ACTIVITY:
Write every line of the following listing exactly as it reads.

DATA:
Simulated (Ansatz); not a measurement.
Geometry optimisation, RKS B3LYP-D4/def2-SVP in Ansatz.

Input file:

WRITTEN ANSWER:
Simulated (Ansatz); not a measurement.
Geometry optimisation, RKS B3LYP-D4/def2-SVP in Ansatz.

Input file:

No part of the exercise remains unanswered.